Brief
Could you return the whole listing, character for character?

Extracted records
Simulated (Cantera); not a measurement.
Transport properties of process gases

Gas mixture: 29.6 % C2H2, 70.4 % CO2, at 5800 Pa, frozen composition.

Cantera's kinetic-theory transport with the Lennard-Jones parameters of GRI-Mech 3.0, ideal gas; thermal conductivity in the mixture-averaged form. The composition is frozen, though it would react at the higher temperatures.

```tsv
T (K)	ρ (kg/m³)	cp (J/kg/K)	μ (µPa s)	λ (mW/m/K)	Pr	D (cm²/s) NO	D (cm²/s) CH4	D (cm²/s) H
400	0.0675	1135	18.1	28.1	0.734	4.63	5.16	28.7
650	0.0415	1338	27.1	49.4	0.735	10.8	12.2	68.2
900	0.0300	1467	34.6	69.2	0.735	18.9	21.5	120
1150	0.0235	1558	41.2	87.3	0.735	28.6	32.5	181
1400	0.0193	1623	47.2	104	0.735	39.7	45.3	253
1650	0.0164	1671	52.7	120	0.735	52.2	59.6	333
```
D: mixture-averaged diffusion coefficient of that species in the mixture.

Response
Simulated (Cantera); not a measurement.
Transport properties of process gases

Gas mixture: 29.6 % C2H2, 70.4 % CO2, at 5800 Pa, frozen composition.

Cantera's kinetic-theory transport with the Lennard-Jones parameters of GRI-Mech 3.0, ideal gas; thermal conductivity in the mixture-averaged form. The composition is frozen, though it would react at the higher temperatures.

```tsv
T (K)	ρ (kg/m³)	cp (J/kg/K)	μ (µPa s)	λ (mW/m/K)	Pr	D (cm²/s) NO	D (cm²/s) CH4	D (cm²/s) H
400	0.0675	1135	18.1	28.1	0.734	4.63	5.16	28.7
650	0.0415	1338	27.1	49.4	0.735	10.8	12.2	68.2
900	0.0300	1467	34.6	69.2	0.735	18.9	21.5	120
1150	0.0235	1558	41.2	87.3	0.735	28.6	32.5	181
1400	0.0193	1623	47.2	104	0.735	39.7	45.3	253
1650	0.0164	1671	52.7	120	0.735	52.2	59.6	333
```
D: mixture-averaged diffusion coefficient of that species in the mixture.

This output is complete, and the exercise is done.